→ Provided records:
**********

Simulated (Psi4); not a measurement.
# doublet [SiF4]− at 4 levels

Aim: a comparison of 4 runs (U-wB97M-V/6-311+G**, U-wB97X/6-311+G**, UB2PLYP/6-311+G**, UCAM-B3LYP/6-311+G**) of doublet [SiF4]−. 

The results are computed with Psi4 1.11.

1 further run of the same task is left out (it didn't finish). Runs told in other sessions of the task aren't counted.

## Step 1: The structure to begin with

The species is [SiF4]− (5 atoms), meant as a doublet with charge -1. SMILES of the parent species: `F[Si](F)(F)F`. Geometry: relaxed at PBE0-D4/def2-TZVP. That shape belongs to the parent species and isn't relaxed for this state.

**********

→ Work task: Write the entries above out again, verbatim.

→ Exercise answer:
Simulated (Psi4); not a measurement.
# doublet [SiF4]− at 4 levels

Aim: a comparison of 4 runs (U-wB97M-V/6-311+G**, U-wB97X/6-311+G**, UB2PLYP/6-311+G**, UCAM-B3LYP/6-311+G**) of doublet [SiF4]−. 

The results are computed with Psi4 1.11.

1 further run of the same task is left out (it didn't finish). Runs told in other sessions of the task aren't counted.

## Step 1: The structure to begin with

The species is [SiF4]− (5 atoms), meant as a doublet with charge -1. SMILES of the parent species: `F[Si](F)(F)F`. Geometry: relaxed at PBE0-D4/def2-TZVP. That shape belongs to the parent species and isn't relaxed for this state.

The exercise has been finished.